(Supplied information)

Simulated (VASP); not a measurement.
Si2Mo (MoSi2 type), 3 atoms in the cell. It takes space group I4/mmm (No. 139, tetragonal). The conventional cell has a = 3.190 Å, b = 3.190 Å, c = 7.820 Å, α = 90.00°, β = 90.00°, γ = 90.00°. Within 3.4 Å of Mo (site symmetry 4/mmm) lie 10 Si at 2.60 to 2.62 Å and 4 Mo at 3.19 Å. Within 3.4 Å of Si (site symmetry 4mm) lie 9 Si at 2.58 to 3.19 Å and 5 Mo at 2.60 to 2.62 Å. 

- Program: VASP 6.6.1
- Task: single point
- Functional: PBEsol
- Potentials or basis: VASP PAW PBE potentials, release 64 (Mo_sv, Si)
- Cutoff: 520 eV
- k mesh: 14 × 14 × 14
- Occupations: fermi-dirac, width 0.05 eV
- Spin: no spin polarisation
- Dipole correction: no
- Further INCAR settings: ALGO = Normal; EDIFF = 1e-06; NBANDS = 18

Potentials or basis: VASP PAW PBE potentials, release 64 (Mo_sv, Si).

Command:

(End Supplied information)

Activity:
Repeat the material exactly. Every line should match.

Answer area:
Simulated (VASP); not a measurement.
Si2Mo (MoSi2 type), 3 atoms in the cell. It takes space group I4/mmm (No. 139, tetragonal). The conventional cell has a = 3.190 Å, b = 3.190 Å, c = 7.820 Å, α = 90.00°, β = 90.00°, γ = 90.00°. Within 3.4 Å of Mo (site symmetry 4/mmm) lie 10 Si at 2.60 to 2.62 Å and 4 Mo at 3.19 Å. Within 3.4 Å of Si (site symmetry 4mm) lie 9 Si at 2.58 to 3.19 Å and 5 Mo at 2.60 to 2.62 Å. 

- Program: VASP 6.6.1
- Task: single point
- Functional: PBEsol
- Potentials or basis: VASP PAW PBE potentials, release 64 (Mo_sv, Si)
- Cutoff: 520 eV
- k mesh: 14 × 14 × 14
- Occupations: fermi-dirac, width 0.05 eV
- Spin: no spin polarisation
- Dipole correction: no
- Further INCAR settings: ALGO = Normal; EDIFF = 1e-06; NBANDS = 18

Potentials or basis: VASP PAW PBE potentials, release 64 (Mo_sv, Si).

Command:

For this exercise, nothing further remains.